*Work request*.
Would you return the lines between the one holding "Relaxed with PBE." and the one holding "Q: Which orbitals", inclusive, and only those, exactly as they stand in the listing below?

*Record extracts*.
━━━━━━━━━━━━━━━━━━━━━━━━━━━━━━

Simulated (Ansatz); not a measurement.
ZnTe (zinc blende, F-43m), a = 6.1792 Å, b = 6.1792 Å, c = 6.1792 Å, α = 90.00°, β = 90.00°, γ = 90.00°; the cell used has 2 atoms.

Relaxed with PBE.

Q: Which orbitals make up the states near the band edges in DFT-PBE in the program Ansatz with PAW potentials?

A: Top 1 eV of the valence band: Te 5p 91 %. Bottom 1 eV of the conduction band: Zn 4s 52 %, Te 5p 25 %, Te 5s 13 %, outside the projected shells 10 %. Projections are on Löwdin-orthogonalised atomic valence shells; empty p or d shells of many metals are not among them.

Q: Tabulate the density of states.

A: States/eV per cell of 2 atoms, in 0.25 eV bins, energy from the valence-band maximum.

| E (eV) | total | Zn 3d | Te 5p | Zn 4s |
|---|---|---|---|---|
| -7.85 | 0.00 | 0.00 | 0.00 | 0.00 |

━━━━━━━━━━━━━━━━━━━━━━━━━━━━━━

*Reply*.
Relaxed with PBE.

Q: Which orbitals make up the states near the band edges in DFT-PBE in the program Ansatz with PAW potentials?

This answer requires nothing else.